### Extracted records
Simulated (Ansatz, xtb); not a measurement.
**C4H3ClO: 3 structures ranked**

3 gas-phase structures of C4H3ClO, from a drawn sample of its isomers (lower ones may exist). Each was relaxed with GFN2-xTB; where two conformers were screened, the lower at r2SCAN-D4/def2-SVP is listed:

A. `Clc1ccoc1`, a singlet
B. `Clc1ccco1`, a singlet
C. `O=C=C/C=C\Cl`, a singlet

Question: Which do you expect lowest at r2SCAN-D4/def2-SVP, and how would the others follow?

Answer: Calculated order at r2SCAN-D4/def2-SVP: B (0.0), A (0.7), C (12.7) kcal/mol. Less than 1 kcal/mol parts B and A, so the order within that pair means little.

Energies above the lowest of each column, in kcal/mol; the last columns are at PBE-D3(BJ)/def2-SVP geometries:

### Action item
All lines from the beginning of the entries through the line marked "Answer: Calculated order" are to be output exactly; nothing else belongs in the answer.

### Problem solution
Simulated (Ansatz, xtb); not a measurement.
**C4H3ClO: 3 structures ranked**

3 gas-phase structures of C4H3ClO, from a drawn sample of its isomers (lower ones may exist). Each was relaxed with GFN2-xTB; where two conformers were screened, the lower at r2SCAN-D4/def2-SVP is listed:

A. `Clc1ccoc1`, a singlet
B. `Clc1ccco1`, a singlet
C. `O=C=C/C=C\Cl`, a singlet

Question: Which do you expect lowest at r2SCAN-D4/def2-SVP, and how would the others follow?

Answer: Calculated order at r2SCAN-D4/def2-SVP: B (0.0), A (0.7), C (12.7) kcal/mol. Less than 1 kcal/mol parts B and A, so the order within that pair means little.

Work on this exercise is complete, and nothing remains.